■ Requirement ■
Set down the data below once more, precisely as it reads.

■ Records provided ■
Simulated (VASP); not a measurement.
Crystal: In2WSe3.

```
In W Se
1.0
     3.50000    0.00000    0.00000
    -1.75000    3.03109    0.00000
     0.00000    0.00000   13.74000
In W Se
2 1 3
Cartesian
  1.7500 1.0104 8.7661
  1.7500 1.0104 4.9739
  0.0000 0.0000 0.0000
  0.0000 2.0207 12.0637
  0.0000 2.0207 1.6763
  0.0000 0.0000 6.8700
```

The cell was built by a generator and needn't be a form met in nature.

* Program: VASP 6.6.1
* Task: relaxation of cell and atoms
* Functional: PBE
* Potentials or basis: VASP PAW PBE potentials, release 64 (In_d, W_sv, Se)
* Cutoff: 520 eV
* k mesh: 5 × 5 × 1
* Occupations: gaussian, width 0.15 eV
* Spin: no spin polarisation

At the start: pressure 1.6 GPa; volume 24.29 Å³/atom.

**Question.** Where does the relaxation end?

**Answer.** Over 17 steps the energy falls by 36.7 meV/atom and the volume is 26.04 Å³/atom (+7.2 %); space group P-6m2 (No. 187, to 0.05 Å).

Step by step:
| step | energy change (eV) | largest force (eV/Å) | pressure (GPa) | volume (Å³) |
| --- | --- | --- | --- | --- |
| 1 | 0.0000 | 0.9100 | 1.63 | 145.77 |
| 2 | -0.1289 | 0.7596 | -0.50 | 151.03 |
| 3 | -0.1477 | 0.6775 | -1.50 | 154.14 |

■ Response ■
Simulated (VASP); not a measurement.
Crystal: In2WSe3.

```
In W Se
1.0
     3.50000    0.00000    0.00000
    -1.75000    3.03109    0.00000
     0.00000    0.00000   13.74000
In W Se
2 1 3
Cartesian
  1.7500 1.0104 8.7661
  1.7500 1.0104 4.9739
  0.0000 0.0000 0.0000
  0.0000 2.0207 12.0637
  0.0000 2.0207 1.6763
  0.0000 0.0000 6.8700
```

The cell was built by a generator and needn't be a form met in nature.

* Program: VASP 6.6.1
* Task: relaxation of cell and atoms
* Functional: PBE
* Potentials or basis: VASP PAW PBE potentials, release 64 (In_d, W_sv, Se)
* Cutoff: 520 eV
* k mesh: 5 × 5 × 1
* Occupations: gaussian, width 0.15 eV
* Spin: no spin polarisation

At the start: pressure 1.6 GPa; volume 24.29 Å³/atom.

**Question.** Where does the relaxation end?

**Answer.** Over 17 steps the energy falls by 36.7 meV/atom and the volume is 26.04 Å³/atom (+7.2 %); space group P-6m2 (No. 187, to 0.05 Å).

Step by step:
| step | energy change (eV) | largest force (eV/Å) | pressure (GPa) | volume (Å³) |
| --- | --- | --- | --- | --- |
| 1 | 0.0000 | 0.9100 | 1.63 | 145.77 |
| 2 | -0.1289 | 0.7596 | -0.50 | 151.03 |
| 3 | -0.1477 | 0.6775 | -1.50 | 154.14 |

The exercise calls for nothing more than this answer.